- [Requirement] Every word of the listing must be returned. Retype it exactly.

- [Given entries]
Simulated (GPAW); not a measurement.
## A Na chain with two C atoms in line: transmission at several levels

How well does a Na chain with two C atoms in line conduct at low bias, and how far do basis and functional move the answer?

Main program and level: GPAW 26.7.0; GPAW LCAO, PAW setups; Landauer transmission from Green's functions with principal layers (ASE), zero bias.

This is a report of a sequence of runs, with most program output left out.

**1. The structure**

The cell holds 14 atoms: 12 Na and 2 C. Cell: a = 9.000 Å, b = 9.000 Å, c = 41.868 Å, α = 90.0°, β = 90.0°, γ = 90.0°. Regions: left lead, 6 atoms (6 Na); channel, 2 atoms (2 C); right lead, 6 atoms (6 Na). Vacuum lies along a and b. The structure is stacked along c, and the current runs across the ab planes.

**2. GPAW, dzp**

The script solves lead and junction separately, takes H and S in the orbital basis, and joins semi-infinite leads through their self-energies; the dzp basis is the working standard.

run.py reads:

- [Response area]
Simulated (GPAW); not a measurement.
## A Na chain with two C atoms in line: transmission at several levels

How well does a Na chain with two C atoms in line conduct at low bias, and how far do basis and functional move the answer?

Main program and level: GPAW 26.7.0; GPAW LCAO, PAW setups; Landauer transmission from Green's functions with principal layers (ASE), zero bias.

This is a report of a sequence of runs, with most program output left out.

**1. The structure**

The cell holds 14 atoms: 12 Na and 2 C. Cell: a = 9.000 Å, b = 9.000 Å, c = 41.868 Å, α = 90.0°, β = 90.0°, γ = 90.0°. Regions: left lead, 6 atoms (6 Na); channel, 2 atoms (2 C); right lead, 6 atoms (6 Na). Vacuum lies along a and b. The structure is stacked along c, and the current runs across the ab planes.

**2. GPAW, dzp**

The script solves lead and junction separately, takes H and S in the orbital basis, and joins semi-infinite leads through their self-energies; the dzp basis is the working standard.

run.py reads:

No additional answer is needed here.